Source information:
◆ ◆ ◆
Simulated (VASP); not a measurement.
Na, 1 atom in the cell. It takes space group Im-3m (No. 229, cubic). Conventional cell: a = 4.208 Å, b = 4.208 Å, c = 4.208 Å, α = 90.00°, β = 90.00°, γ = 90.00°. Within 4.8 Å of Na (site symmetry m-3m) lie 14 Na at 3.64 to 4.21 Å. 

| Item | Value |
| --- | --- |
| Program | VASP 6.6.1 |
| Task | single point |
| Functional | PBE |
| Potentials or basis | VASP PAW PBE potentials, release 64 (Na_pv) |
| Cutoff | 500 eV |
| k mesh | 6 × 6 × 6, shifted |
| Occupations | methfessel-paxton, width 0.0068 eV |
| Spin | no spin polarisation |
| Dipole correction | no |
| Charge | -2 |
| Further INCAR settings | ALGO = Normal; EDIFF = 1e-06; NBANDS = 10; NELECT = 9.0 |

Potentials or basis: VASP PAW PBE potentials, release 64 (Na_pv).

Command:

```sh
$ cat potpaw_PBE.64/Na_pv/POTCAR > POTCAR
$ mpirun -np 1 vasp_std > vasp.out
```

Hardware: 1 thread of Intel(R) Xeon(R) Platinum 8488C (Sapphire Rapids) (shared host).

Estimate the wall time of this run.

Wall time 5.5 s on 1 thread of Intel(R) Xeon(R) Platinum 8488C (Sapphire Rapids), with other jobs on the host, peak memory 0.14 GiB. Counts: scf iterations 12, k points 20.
◆ ◆ ◆

Look above for the line with "Item | Value |" and the line with "6, shifted |", and reproduce exactly those two lines plus every line between, nothing more.

Answer area:
| Item | Value |
| --- | --- |
| Program | VASP 6.6.1 |
| Task | single point |
| Functional | PBE |
| Potentials or basis | VASP PAW PBE potentials, release 64 (Na_pv) |
| Cutoff | 500 eV |
| k mesh | 6 × 6 × 6, shifted |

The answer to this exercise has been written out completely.